→ **Entries supplied**
= = = =

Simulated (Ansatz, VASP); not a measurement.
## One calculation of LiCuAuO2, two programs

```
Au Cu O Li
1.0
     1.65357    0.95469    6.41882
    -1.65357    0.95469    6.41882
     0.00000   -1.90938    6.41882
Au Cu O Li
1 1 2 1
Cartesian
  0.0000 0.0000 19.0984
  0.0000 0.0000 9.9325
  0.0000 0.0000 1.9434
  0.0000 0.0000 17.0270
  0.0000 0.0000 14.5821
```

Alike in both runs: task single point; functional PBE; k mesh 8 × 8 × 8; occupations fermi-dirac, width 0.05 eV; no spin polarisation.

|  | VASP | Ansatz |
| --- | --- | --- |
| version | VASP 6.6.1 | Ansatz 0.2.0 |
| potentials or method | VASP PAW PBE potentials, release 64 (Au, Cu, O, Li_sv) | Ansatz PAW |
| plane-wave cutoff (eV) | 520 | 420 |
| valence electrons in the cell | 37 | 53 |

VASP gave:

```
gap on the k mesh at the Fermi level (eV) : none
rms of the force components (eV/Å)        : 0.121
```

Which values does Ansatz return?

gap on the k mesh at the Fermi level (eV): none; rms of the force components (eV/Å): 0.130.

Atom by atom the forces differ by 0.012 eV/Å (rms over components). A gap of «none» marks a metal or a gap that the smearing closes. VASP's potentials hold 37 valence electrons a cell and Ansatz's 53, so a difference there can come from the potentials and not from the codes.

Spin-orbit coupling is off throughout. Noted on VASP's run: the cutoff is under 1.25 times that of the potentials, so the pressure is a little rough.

= = = =

→ **Requirement**
Take the lines above from the first through the one containing "Atom by atom" and reproduce them exactly; include nothing else.

→ **Exercise result**
Simulated (Ansatz, VASP); not a measurement.
## One calculation of LiCuAuO2, two programs

```
Au Cu O Li
1.0
     1.65357    0.95469    6.41882
    -1.65357    0.95469    6.41882
     0.00000   -1.90938    6.41882
Au Cu O Li
1 1 2 1
Cartesian
  0.0000 0.0000 19.0984
  0.0000 0.0000 9.9325
  0.0000 0.0000 1.9434
  0.0000 0.0000 17.0270
  0.0000 0.0000 14.5821
```

Alike in both runs: task single point; functional PBE; k mesh 8 × 8 × 8; occupations fermi-dirac, width 0.05 eV; no spin polarisation.

|  | VASP | Ansatz |
| --- | --- | --- |
| version | VASP 6.6.1 | Ansatz 0.2.0 |
| potentials or method | VASP PAW PBE potentials, release 64 (Au, Cu, O, Li_sv) | Ansatz PAW |
| plane-wave cutoff (eV) | 520 | 420 |
| valence electrons in the cell | 37 | 53 |

VASP gave:

```
gap on the k mesh at the Fermi level (eV) : none
rms of the force components (eV/Å)        : 0.121
```

Which values does Ansatz return?

gap on the k mesh at the Fermi level (eV): none; rms of the force components (eV/Å): 0.130.

Atom by atom the forces differ by 0.012 eV/Å (rms over components). A gap of «none» marks a metal or a gap that the smearing closes. VASP's potentials hold 37 valence electrons a cell and Ansatz's 53, so a difference there can come from the potentials and not from the codes.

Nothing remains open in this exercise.